____________________
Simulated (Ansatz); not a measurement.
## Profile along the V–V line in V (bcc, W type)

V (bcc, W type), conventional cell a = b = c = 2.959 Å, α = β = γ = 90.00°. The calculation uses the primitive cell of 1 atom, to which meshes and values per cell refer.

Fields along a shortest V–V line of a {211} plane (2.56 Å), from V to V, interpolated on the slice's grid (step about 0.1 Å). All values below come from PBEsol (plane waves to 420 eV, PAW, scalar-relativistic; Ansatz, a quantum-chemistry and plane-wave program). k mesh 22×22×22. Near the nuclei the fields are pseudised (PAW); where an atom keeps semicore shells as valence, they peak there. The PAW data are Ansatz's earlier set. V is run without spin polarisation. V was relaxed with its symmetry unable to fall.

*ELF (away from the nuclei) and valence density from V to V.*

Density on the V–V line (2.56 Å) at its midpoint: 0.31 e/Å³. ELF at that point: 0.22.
____________________

◆ **Exercise**
Exact duplication is required for the lines above, from the line that contains "V (bcc, W type), conventional" to the line that contains "Fields along a", inclusive; omit all others.

◆ **Result**
V (bcc, W type), conventional cell a = b = c = 2.959 Å, α = β = γ = 90.00°. The calculation uses the primitive cell of 1 atom, to which meshes and values per cell refer.

Fields along a shortest V–V line of a {211} plane (2.56 Å), from V to V, interpolated on the slice's grid (step about 0.1 Å). All values below come from PBEsol (plane waves to 420 eV, PAW, scalar-relativistic; Ansatz, a quantum-chemistry and plane-wave program). k mesh 22×22×22. Near the nuclei the fields are pseudised (PAW); where an atom keeps semicore shells as valence, they peak there. The PAW data are Ansatz's earlier set. V is run without spin polarisation. V was relaxed with its symmetry unable to fall.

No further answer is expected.